*** Block opens ***
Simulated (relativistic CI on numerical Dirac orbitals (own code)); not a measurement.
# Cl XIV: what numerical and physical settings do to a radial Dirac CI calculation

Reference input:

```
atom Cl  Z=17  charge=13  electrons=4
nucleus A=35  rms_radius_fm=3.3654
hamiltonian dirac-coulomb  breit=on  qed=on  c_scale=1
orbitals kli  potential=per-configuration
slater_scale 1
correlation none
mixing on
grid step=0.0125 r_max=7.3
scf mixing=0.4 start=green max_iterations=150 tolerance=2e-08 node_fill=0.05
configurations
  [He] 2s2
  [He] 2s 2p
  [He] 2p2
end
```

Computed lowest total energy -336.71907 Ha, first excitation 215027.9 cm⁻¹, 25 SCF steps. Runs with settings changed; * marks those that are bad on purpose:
*** Block closes ***

**BRIEF**
Line by line, reproduce the material exactly.

**TASK SOLUTION**
Simulated (relativistic CI on numerical Dirac orbitals (own code)); not a measurement.
# Cl XIV: what numerical and physical settings do to a radial Dirac CI calculation

Reference input:

```
atom Cl  Z=17  charge=13  electrons=4
nucleus A=35  rms_radius_fm=3.3654
hamiltonian dirac-coulomb  breit=on  qed=on  c_scale=1
orbitals kli  potential=per-configuration
slater_scale 1
correlation none
mixing on
grid step=0.0125 r_max=7.3
scf mixing=0.4 start=green max_iterations=150 tolerance=2e-08 node_fill=0.05
configurations
  [He] 2s2
  [He] 2s 2p
  [He] 2p2
end
```

Computed lowest total energy -336.71907 Ha, first excitation 215027.9 cm⁻¹, 25 SCF steps. Runs with settings changed; * marks those that are bad on purpose:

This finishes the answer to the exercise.